### WORK ITEM
Your answer must hold only the lines below from the line containing "2. Ground state" through the line containing "5. In the sudden", each reproduced exactly.

### SUPPLIED INFORMATION
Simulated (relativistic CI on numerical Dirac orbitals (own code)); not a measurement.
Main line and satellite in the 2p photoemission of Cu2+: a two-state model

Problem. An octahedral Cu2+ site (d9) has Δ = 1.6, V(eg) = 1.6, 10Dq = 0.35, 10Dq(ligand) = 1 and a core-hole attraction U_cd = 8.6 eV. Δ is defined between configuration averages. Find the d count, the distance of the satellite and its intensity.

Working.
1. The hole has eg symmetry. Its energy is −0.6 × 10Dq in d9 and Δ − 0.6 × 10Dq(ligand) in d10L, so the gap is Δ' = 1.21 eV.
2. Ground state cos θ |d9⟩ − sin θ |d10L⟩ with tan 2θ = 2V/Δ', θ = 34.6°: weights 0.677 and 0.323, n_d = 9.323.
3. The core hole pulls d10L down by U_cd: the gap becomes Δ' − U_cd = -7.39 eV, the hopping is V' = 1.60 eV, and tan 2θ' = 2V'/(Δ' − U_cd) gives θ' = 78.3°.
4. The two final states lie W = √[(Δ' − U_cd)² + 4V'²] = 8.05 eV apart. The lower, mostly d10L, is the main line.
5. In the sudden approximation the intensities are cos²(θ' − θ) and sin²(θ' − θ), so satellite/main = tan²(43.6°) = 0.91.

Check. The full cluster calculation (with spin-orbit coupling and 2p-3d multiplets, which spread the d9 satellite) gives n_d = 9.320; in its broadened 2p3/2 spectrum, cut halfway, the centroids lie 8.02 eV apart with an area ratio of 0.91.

### WORKED SOLUTION
2. Ground state cos θ |d9⟩ − sin θ |d10L⟩ with tan 2θ = 2V/Δ', θ = 34.6°: weights 0.677 and 0.323, n_d = 9.323.
3. The core hole pulls d10L down by U_cd: the gap becomes Δ' − U_cd = -7.39 eV, the hopping is V' = 1.60 eV, and tan 2θ' = 2V'/(Δ' − U_cd) gives θ' = 78.3°.
4. The two final states lie W = √[(Δ' − U_cd)² + 4V'²] = 8.05 eV apart. The lower, mostly d10L, is the main line.
5. In the sudden approximation the intensities are cos²(θ' − θ) and sin²(θ' − θ), so satellite/main = tan²(43.6°) = 0.91.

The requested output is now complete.